****************

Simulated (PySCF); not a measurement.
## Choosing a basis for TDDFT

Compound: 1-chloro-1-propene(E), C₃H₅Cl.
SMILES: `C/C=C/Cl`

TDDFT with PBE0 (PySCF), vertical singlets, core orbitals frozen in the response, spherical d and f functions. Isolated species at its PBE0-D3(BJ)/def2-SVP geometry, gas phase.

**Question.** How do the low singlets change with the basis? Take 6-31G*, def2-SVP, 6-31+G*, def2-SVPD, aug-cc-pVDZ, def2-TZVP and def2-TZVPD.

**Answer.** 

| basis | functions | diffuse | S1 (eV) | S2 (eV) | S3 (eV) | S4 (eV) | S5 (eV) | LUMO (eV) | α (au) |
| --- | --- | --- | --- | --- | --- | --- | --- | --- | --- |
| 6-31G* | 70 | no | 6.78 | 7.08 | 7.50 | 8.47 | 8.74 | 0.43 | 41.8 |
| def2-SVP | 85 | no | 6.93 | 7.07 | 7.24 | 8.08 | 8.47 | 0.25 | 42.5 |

****************

__WORK REQUEST__: Above are the records; from them, give again exactly the lines from the one containing "## Choosing a basis for TDDFT" to the one containing "0.43 | 41.8 |", both lines included, and nothing more.

__ANSWER AREA__:
## Choosing a basis for TDDFT

Compound: 1-chloro-1-propene(E), C₃H₅Cl.
SMILES: `C/C=C/Cl`

TDDFT with PBE0 (PySCF), vertical singlets, core orbitals frozen in the response, spherical d and f functions. Isolated species at its PBE0-D3(BJ)/def2-SVP geometry, gas phase.

**Question.** How do the low singlets change with the basis? Take 6-31G*, def2-SVP, 6-31+G*, def2-SVPD, aug-cc-pVDZ, def2-TZVP and def2-TZVPD.

**Answer.** 

| basis | functions | diffuse | S1 (eV) | S2 (eV) | S3 (eV) | S4 (eV) | S5 (eV) | LUMO (eV) | α (au) |
| --- | --- | --- | --- | --- | --- | --- | --- | --- | --- |
| 6-31G* | 70 | no | 6.78 | 7.08 | 7.50 | 8.47 | 8.74 | 0.43 | 41.8 |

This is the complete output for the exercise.